→ Dataset extract
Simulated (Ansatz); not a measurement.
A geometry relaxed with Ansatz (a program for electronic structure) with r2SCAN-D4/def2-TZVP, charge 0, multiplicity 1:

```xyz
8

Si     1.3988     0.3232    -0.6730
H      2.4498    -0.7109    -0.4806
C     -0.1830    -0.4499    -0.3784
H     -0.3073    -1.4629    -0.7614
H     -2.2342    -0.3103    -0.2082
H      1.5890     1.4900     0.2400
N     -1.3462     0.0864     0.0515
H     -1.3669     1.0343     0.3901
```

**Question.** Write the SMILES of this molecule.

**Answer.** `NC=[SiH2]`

→ Assigned task
The full set of records above must be reproduced exactly in the reply.

→ Answer space
Simulated (Ansatz); not a measurement.
A geometry relaxed with Ansatz (a program for electronic structure) with r2SCAN-D4/def2-TZVP, charge 0, multiplicity 1:

```xyz
8

Si     1.3988     0.3232    -0.6730
H      2.4498    -0.7109    -0.4806
C     -0.1830    -0.4499    -0.3784
H     -0.3073    -1.4629    -0.7614
H     -2.2342    -0.3103    -0.2082
H      1.5890     1.4900     0.2400
N     -1.3462     0.0864     0.0515
H     -1.3669     1.0343     0.3901
```

**Question.** Write the SMILES of this molecule.

**Answer.** `NC=[SiH2]`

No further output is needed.